> **Entries provided**:
= = = =

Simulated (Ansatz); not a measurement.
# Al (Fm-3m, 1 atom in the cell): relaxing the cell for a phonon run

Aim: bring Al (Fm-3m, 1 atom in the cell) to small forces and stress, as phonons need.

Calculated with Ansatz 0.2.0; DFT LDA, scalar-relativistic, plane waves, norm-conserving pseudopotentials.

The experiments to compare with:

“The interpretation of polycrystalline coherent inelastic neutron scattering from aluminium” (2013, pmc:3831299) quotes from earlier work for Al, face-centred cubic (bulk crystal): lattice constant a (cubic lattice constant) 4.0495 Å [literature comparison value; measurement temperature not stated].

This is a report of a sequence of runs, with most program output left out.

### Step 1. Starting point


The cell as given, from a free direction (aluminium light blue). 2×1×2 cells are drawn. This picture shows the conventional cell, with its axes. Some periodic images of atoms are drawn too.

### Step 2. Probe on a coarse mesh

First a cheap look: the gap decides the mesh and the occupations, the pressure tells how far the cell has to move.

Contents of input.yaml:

= = = =

> **Required action**: Top to bottom, transcribe every line above exactly.

> **Answer box**:
Simulated (Ansatz); not a measurement.
# Al (Fm-3m, 1 atom in the cell): relaxing the cell for a phonon run

Aim: bring Al (Fm-3m, 1 atom in the cell) to small forces and stress, as phonons need.

Calculated with Ansatz 0.2.0; DFT LDA, scalar-relativistic, plane waves, norm-conserving pseudopotentials.

The experiments to compare with:

“The interpretation of polycrystalline coherent inelastic neutron scattering from aluminium” (2013, pmc:3831299) quotes from earlier work for Al, face-centred cubic (bulk crystal): lattice constant a (cubic lattice constant) 4.0495 Å [literature comparison value; measurement temperature not stated].

This is a report of a sequence of runs, with most program output left out.

### Step 1. Starting point


The cell as given, from a free direction (aluminium light blue). 2×1×2 cells are drawn. This picture shows the conventional cell, with its axes. Some periodic images of atoms are drawn too.

### Step 2. Probe on a coarse mesh

First a cheap look: the gap decides the mesh and the occupations, the pressure tells how far the cell has to move.

Contents of input.yaml:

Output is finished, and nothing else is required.